▶ _Assignment_
Please restate exactly what appears in the records below from the first line to the line where "Springs on the" is, that line included.

▶ _Supplied material_
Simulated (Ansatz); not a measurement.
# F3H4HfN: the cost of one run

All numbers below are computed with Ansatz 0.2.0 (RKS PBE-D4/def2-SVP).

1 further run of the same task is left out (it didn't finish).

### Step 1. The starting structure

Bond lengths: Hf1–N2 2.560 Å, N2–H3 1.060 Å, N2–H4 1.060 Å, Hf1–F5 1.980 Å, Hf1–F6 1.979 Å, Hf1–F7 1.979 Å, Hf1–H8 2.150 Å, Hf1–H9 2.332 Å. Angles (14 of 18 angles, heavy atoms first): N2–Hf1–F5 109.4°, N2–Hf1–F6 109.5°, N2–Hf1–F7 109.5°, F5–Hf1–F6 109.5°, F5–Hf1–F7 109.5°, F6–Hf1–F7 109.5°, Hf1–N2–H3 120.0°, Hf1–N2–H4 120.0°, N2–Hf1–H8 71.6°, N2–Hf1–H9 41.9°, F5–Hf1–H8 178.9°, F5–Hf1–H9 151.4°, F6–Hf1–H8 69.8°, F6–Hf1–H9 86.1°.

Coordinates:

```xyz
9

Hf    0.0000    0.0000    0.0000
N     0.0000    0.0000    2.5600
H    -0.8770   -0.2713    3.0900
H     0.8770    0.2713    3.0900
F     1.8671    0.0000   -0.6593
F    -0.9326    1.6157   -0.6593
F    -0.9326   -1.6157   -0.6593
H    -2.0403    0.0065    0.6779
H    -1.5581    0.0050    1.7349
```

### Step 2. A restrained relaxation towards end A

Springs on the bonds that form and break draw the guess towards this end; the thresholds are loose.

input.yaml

▶ _Your response_
Simulated (Ansatz); not a measurement.
# F3H4HfN: the cost of one run

All numbers below are computed with Ansatz 0.2.0 (RKS PBE-D4/def2-SVP).

1 further run of the same task is left out (it didn't finish).

### Step 1. The starting structure

Bond lengths: Hf1–N2 2.560 Å, N2–H3 1.060 Å, N2–H4 1.060 Å, Hf1–F5 1.980 Å, Hf1–F6 1.979 Å, Hf1–F7 1.979 Å, Hf1–H8 2.150 Å, Hf1–H9 2.332 Å. Angles (14 of 18 angles, heavy atoms first): N2–Hf1–F5 109.4°, N2–Hf1–F6 109.5°, N2–Hf1–F7 109.5°, F5–Hf1–F6 109.5°, F5–Hf1–F7 109.5°, F6–Hf1–F7 109.5°, Hf1–N2–H3 120.0°, Hf1–N2–H4 120.0°, N2–Hf1–H8 71.6°, N2–Hf1–H9 41.9°, F5–Hf1–H8 178.9°, F5–Hf1–H9 151.4°, F6–Hf1–H8 69.8°, F6–Hf1–H9 86.1°.

Coordinates:

```xyz
9

Hf    0.0000    0.0000    0.0000
N     0.0000    0.0000    2.5600
H    -0.8770   -0.2713    3.0900
H     0.8770    0.2713    3.0900
F     1.8671    0.0000   -0.6593
F    -0.9326    1.6157   -0.6593
F    -0.9326   -1.6157   -0.6593
H    -2.0403    0.0065    0.6779
H    -1.5581    0.0050    1.7349
```

### Step 2. A restrained relaxation towards end A

Springs on the bonds that form and break draw the guess towards this end; the thresholds are loose.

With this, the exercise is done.